------------------------------------------------------------------------
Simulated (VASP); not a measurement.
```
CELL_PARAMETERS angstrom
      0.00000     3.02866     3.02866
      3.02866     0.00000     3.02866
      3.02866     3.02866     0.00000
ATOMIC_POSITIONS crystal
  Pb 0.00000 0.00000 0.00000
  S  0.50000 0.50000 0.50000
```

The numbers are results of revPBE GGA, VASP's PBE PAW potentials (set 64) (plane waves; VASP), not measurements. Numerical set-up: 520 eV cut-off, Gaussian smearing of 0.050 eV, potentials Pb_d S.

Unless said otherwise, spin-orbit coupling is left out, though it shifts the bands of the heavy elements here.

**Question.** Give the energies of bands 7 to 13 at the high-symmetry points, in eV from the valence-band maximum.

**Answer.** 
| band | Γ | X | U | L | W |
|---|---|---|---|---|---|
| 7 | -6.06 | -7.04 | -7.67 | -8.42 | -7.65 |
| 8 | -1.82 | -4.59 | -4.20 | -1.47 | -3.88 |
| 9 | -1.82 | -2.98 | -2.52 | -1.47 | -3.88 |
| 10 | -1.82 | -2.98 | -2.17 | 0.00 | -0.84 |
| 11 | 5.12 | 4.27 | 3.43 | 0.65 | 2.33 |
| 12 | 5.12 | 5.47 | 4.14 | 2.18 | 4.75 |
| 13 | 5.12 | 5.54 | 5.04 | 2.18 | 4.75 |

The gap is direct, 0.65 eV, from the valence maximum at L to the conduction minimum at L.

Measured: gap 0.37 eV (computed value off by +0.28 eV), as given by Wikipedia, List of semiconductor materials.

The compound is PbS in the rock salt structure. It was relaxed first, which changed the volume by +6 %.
------------------------------------------------------------------------

Repeat word for word every line from the start of the entries to the line holding "Measured: gap 0.37", inclusive, and nothing else.

TASK RESPONSE -
Simulated (VASP); not a measurement.
```
CELL_PARAMETERS angstrom
      0.00000     3.02866     3.02866
      3.02866     0.00000     3.02866
      3.02866     3.02866     0.00000
ATOMIC_POSITIONS crystal
  Pb 0.00000 0.00000 0.00000
  S  0.50000 0.50000 0.50000
```

The numbers are results of revPBE GGA, VASP's PBE PAW potentials (set 64) (plane waves; VASP), not measurements. Numerical set-up: 520 eV cut-off, Gaussian smearing of 0.050 eV, potentials Pb_d S.

Unless said otherwise, spin-orbit coupling is left out, though it shifts the bands of the heavy elements here.

**Question.** Give the energies of bands 7 to 13 at the high-symmetry points, in eV from the valence-band maximum.

**Answer.** 
| band | Γ | X | U | L | W |
|---|---|---|---|---|---|
| 7 | -6.06 | -7.04 | -7.67 | -8.42 | -7.65 |
| 8 | -1.82 | -4.59 | -4.20 | -1.47 | -3.88 |
| 9 | -1.82 | -2.98 | -2.52 | -1.47 | -3.88 |
| 10 | -1.82 | -2.98 | -2.17 | 0.00 | -0.84 |
| 11 | 5.12 | 4.27 | 3.43 | 0.65 | 2.33 |
| 12 | 5.12 | 5.47 | 4.14 | 2.18 | 4.75 |
| 13 | 5.12 | 5.54 | 5.04 | 2.18 | 4.75 |

The gap is direct, 0.65 eV, from the valence maximum at L to the conduction minimum at L.

Measured: gap 0.37 eV (computed value off by +0.28 eV), as given by Wikipedia, List of semiconductor materials.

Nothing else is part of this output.